■ **Stored data**
== Segment start ==

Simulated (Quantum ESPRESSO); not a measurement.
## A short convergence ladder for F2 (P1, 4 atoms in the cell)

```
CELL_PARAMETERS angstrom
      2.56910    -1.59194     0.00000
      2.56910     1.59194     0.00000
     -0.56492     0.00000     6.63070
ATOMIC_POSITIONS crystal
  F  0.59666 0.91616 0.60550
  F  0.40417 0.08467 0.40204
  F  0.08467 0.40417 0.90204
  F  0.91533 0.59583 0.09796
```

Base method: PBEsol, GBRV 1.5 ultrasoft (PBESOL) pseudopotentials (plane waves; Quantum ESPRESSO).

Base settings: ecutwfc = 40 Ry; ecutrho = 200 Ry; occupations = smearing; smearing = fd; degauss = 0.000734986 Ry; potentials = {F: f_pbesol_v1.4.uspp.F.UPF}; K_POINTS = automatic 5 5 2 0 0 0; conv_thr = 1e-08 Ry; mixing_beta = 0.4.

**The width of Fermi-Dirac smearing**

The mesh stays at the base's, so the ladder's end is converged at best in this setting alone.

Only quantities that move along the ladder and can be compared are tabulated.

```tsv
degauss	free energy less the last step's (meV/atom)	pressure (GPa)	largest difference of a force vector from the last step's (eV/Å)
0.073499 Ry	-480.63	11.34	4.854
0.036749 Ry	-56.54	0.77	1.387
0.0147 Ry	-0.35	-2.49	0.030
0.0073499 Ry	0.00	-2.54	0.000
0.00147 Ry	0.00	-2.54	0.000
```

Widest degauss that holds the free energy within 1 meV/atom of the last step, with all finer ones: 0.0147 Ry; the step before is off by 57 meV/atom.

== Segment end ==

■ **Work task**
Above are the entries; return each one exactly.

■ **Response**
Simulated (Quantum ESPRESSO); not a measurement.
## A short convergence ladder for F2 (P1, 4 atoms in the cell)

```
CELL_PARAMETERS angstrom
      2.56910    -1.59194     0.00000
      2.56910     1.59194     0.00000
     -0.56492     0.00000     6.63070
ATOMIC_POSITIONS crystal
  F  0.59666 0.91616 0.60550
  F  0.40417 0.08467 0.40204
  F  0.08467 0.40417 0.90204
  F  0.91533 0.59583 0.09796
```

Base method: PBEsol, GBRV 1.5 ultrasoft (PBESOL) pseudopotentials (plane waves; Quantum ESPRESSO).

Base settings: ecutwfc = 40 Ry; ecutrho = 200 Ry; occupations = smearing; smearing = fd; degauss = 0.000734986 Ry; potentials = {F: f_pbesol_v1.4.uspp.F.UPF}; K_POINTS = automatic 5 5 2 0 0 0; conv_thr = 1e-08 Ry; mixing_beta = 0.4.

**The width of Fermi-Dirac smearing**

The mesh stays at the base's, so the ladder's end is converged at best in this setting alone.

Only quantities that move along the ladder and can be compared are tabulated.

```tsv
degauss	free energy less the last step's (meV/atom)	pressure (GPa)	largest difference of a force vector from the last step's (eV/Å)
0.073499 Ry	-480.63	11.34	4.854
0.036749 Ry	-56.54	0.77	1.387
0.0147 Ry	-0.35	-2.49	0.030
0.0073499 Ry	0.00	-2.54	0.000
0.00147 Ry	0.00	-2.54	0.000
```

Widest degauss that holds the free energy within 1 meV/atom of the last step, with all finer ones: 0.0147 Ry; the step before is off by 57 meV/atom.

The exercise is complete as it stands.